ASSIGNMENT | The answer must consist of the entire listing, repeated exactly.

INFORMATION GIVEN |
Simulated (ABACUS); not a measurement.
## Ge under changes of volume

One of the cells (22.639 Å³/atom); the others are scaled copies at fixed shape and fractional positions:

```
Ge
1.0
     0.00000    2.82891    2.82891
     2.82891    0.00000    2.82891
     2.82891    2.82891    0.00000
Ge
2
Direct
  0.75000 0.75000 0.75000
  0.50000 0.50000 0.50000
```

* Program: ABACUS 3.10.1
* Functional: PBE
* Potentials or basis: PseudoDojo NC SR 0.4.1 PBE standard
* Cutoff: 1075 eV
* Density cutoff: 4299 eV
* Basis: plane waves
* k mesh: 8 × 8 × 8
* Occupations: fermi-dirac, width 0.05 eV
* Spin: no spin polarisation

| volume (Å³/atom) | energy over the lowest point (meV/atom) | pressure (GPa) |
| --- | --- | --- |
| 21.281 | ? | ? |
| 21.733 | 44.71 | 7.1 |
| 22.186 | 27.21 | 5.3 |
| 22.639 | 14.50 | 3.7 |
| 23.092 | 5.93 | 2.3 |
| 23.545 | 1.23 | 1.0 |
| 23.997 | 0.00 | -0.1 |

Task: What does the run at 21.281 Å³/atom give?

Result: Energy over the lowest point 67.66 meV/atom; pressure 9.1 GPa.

WRITTEN REPLY |
Simulated (ABACUS); not a measurement.
## Ge under changes of volume

One of the cells (22.639 Å³/atom); the others are scaled copies at fixed shape and fractional positions:

```
Ge
1.0
     0.00000    2.82891    2.82891
     2.82891    0.00000    2.82891
     2.82891    2.82891    0.00000
Ge
2
Direct
  0.75000 0.75000 0.75000
  0.50000 0.50000 0.50000
```

* Program: ABACUS 3.10.1
* Functional: PBE
* Potentials or basis: PseudoDojo NC SR 0.4.1 PBE standard
* Cutoff: 1075 eV
* Density cutoff: 4299 eV
* Basis: plane waves
* k mesh: 8 × 8 × 8
* Occupations: fermi-dirac, width 0.05 eV
* Spin: no spin polarisation

| volume (Å³/atom) | energy over the lowest point (meV/atom) | pressure (GPa) |
| --- | --- | --- |
| 21.281 | ? | ? |
| 21.733 | 44.71 | 7.1 |
| 22.186 | 27.21 | 5.3 |
| 22.639 | 14.50 | 3.7 |
| 23.092 | 5.93 | 2.3 |
| 23.545 | 1.23 | 1.0 |
| 23.997 | 0.00 | -0.1 |

Task: What does the run at 21.281 Å³/atom give?

Result: Energy over the lowest point 67.66 meV/atom; pressure 9.1 GPa.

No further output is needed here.